### DATA SECTION
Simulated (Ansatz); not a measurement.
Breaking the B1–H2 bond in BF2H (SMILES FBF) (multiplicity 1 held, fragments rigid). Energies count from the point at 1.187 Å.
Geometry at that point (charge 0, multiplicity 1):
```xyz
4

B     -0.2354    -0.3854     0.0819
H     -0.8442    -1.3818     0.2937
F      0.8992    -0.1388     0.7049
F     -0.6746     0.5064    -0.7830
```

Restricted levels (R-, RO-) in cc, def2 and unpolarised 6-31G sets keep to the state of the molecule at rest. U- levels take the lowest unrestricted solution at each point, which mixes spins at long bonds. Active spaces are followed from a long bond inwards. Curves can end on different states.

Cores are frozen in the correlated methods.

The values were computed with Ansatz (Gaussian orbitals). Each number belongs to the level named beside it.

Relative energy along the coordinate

### WORK ORDER
Write out only the lines from the very start of the entries above to the line that includes "The values were", both ends included, each one unchanged.

### EXPECTED ANSWER
Simulated (Ansatz); not a measurement.
Breaking the B1–H2 bond in BF2H (SMILES FBF) (multiplicity 1 held, fragments rigid). Energies count from the point at 1.187 Å.
Geometry at that point (charge 0, multiplicity 1):
```xyz
4

B     -0.2354    -0.3854     0.0819
H     -0.8442    -1.3818     0.2937
F      0.8992    -0.1388     0.7049
F     -0.6746     0.5064    -0.7830
```

Restricted levels (R-, RO-) in cc, def2 and unpolarised 6-31G sets keep to the state of the molecule at rest. U- levels take the lowest unrestricted solution at each point, which mixes spins at long bonds. Active spaces are followed from a long bond inwards. Curves can end on different states.

Cores are frozen in the correlated methods.

The values were computed with Ansatz (Gaussian orbitals). Each number belongs to the level named beside it.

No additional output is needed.